• _Work request_:
Transcribe exactly each line of the entries, from the opening line to the line with "Jobs on this", with both of those lines included.

● ● ● ● ● ● ●

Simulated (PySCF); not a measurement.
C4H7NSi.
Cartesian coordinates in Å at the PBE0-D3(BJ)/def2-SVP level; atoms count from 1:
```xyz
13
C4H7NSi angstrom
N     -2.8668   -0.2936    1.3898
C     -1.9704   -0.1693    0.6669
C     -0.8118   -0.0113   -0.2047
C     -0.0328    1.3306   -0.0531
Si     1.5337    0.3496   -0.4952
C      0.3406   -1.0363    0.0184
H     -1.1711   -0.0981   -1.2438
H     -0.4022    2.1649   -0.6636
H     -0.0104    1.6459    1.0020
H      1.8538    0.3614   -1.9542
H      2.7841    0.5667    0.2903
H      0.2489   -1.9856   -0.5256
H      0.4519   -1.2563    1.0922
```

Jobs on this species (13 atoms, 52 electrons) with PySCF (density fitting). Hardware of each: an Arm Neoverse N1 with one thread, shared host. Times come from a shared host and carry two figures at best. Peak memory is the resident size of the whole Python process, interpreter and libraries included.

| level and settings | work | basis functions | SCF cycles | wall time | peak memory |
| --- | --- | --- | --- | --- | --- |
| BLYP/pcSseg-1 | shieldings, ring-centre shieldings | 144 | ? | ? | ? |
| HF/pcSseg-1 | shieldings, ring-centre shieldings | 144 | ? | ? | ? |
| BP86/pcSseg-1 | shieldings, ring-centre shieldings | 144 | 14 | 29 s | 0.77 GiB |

● ● ● ● ● ● ●

• _Task answer_:
Simulated (PySCF); not a measurement.
C4H7NSi.
Cartesian coordinates in Å at the PBE0-D3(BJ)/def2-SVP level; atoms count from 1:
```xyz
13
C4H7NSi angstrom
N     -2.8668   -0.2936    1.3898
C     -1.9704   -0.1693    0.6669
C     -0.8118   -0.0113   -0.2047
C     -0.0328    1.3306   -0.0531
Si     1.5337    0.3496   -0.4952
C      0.3406   -1.0363    0.0184
H     -1.1711   -0.0981   -1.2438
H     -0.4022    2.1649   -0.6636
H     -0.0104    1.6459    1.0020
H      1.8538    0.3614   -1.9542
H      2.7841    0.5667    0.2903
H      0.2489   -1.9856   -0.5256
H      0.4519   -1.2563    1.0922
```

Jobs on this species (13 atoms, 52 electrons) with PySCF (density fitting). Hardware of each: an Arm Neoverse N1 with one thread, shared host. Times come from a shared host and carry two figures at best. Peak memory is the resident size of the whole Python process, interpreter and libraries included.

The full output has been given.